**DATASET RECORDS:**
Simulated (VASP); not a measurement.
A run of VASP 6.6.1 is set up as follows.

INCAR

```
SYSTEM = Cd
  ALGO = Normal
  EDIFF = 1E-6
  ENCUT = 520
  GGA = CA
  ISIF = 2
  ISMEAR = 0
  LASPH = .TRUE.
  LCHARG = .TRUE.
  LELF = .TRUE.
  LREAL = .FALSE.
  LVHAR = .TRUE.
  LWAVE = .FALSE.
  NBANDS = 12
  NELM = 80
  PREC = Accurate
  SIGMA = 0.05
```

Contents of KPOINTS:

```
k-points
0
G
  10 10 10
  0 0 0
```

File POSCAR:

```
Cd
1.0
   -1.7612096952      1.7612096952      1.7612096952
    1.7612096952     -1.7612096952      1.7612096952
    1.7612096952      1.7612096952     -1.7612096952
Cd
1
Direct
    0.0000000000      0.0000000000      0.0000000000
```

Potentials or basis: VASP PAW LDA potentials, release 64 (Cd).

**ACTION ITEM:** The required answer is the complete data, repeated exactly.

**WRITTEN SOLUTION:**
Simulated (VASP); not a measurement.
A run of VASP 6.6.1 is set up as follows.

INCAR

```
SYSTEM = Cd
  ALGO = Normal
  EDIFF = 1E-6
  ENCUT = 520
  GGA = CA
  ISIF = 2
  ISMEAR = 0
  LASPH = .TRUE.
  LCHARG = .TRUE.
  LELF = .TRUE.
  LREAL = .FALSE.
  LVHAR = .TRUE.
  LWAVE = .FALSE.
  NBANDS = 12
  NELM = 80
  PREC = Accurate
  SIGMA = 0.05
```

Contents of KPOINTS:

```
k-points
0
G
  10 10 10
  0 0 0
```

File POSCAR:

```
Cd
1.0
   -1.7612096952      1.7612096952      1.7612096952
    1.7612096952     -1.7612096952      1.7612096952
    1.7612096952      1.7612096952     -1.7612096952
Cd
1
Direct
    0.0000000000      0.0000000000      0.0000000000
```

Potentials or basis: VASP PAW LDA potentials, release 64 (Cd).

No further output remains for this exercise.